** INFORMATION SHOWN follows **
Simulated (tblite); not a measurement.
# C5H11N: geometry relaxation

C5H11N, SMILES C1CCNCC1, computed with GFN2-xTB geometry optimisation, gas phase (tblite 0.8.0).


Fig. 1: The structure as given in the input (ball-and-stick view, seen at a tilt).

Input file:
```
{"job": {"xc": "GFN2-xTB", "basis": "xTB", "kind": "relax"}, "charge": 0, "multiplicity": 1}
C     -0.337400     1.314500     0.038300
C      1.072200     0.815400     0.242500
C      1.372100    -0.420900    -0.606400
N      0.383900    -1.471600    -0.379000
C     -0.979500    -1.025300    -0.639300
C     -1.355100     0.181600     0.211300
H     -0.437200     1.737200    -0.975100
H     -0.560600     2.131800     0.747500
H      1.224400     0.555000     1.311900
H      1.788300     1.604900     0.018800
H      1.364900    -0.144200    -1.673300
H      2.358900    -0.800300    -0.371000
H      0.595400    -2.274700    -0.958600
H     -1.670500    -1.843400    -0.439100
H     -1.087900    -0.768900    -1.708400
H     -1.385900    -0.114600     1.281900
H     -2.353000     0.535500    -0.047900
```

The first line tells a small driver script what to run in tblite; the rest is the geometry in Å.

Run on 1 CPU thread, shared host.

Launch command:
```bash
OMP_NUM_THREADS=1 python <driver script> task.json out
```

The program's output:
** End of INFORMATION SHOWN **

§ **ASSIGNED TASK**
Each line from the top of the entries above through the line containing "The first line" must be transcribed exactly, and no other line may appear.

§ **EXERCISE RESPONSE**
Simulated (tblite); not a measurement.
# C5H11N: geometry relaxation

C5H11N, SMILES C1CCNCC1, computed with GFN2-xTB geometry optimisation, gas phase (tblite 0.8.0).


Fig. 1: The structure as given in the input (ball-and-stick view, seen at a tilt).

Input file:
```
{"job": {"xc": "GFN2-xTB", "basis": "xTB", "kind": "relax"}, "charge": 0, "multiplicity": 1}
C     -0.337400     1.314500     0.038300
C      1.072200     0.815400     0.242500
C      1.372100    -0.420900    -0.606400
N      0.383900    -1.471600    -0.379000
C     -0.979500    -1.025300    -0.639300
C     -1.355100     0.181600     0.211300
H     -0.437200     1.737200    -0.975100
H     -0.560600     2.131800     0.747500
H      1.224400     0.555000     1.311900
H      1.788300     1.604900     0.018800
H      1.364900    -0.144200    -1.673300
H      2.358900    -0.800300    -0.371000
H      0.595400    -2.274700    -0.958600
H     -1.670500    -1.843400    -0.439100
H     -1.087900    -0.768900    -1.708400
H     -1.385900    -0.114600     1.281900
H     -2.353000     0.535500    -0.047900
```

The first line tells a small driver script what to run in tblite; the rest is the geometry in Å.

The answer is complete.